## Task item
Take the data from its first line. Print each line exactly until the line containing "It took very" has been printed too.

## Data extract
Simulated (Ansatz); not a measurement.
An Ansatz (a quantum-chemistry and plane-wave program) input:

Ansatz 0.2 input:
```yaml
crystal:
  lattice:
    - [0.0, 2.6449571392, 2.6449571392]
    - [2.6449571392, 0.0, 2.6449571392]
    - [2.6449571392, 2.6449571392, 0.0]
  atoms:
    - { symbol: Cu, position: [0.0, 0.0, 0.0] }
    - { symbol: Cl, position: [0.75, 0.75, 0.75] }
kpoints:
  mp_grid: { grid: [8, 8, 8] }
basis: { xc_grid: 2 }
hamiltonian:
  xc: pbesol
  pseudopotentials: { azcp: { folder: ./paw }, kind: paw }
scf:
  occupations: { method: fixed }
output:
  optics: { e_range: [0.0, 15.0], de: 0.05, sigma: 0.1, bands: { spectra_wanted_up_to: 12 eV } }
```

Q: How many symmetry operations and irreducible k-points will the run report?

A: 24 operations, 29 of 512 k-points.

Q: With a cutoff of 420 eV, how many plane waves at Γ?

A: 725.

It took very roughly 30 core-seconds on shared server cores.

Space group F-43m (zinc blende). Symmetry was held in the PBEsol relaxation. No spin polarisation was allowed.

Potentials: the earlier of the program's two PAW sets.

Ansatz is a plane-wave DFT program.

## Answer area
Simulated (Ansatz); not a measurement.
An Ansatz (a quantum-chemistry and plane-wave program) input:

Ansatz 0.2 input:
```yaml
crystal:
  lattice:
    - [0.0, 2.6449571392, 2.6449571392]
    - [2.6449571392, 0.0, 2.6449571392]
    - [2.6449571392, 2.6449571392, 0.0]
  atoms:
    - { symbol: Cu, position: [0.0, 0.0, 0.0] }
    - { symbol: Cl, position: [0.75, 0.75, 0.75] }
kpoints:
  mp_grid: { grid: [8, 8, 8] }
basis: { xc_grid: 2 }
hamiltonian:
  xc: pbesol
  pseudopotentials: { azcp: { folder: ./paw }, kind: paw }
scf:
  occupations: { method: fixed }
output:
  optics: { e_range: [0.0, 15.0], de: 0.05, sigma: 0.1, bands: { spectra_wanted_up_to: 12 eV } }
```

Q: How many symmetry operations and irreducible k-points will the run report?

A: 24 operations, 29 of 512 k-points.

Q: With a cutoff of 420 eV, how many plane waves at Γ?

A: 725.

It took very roughly 30 core-seconds on shared server cores.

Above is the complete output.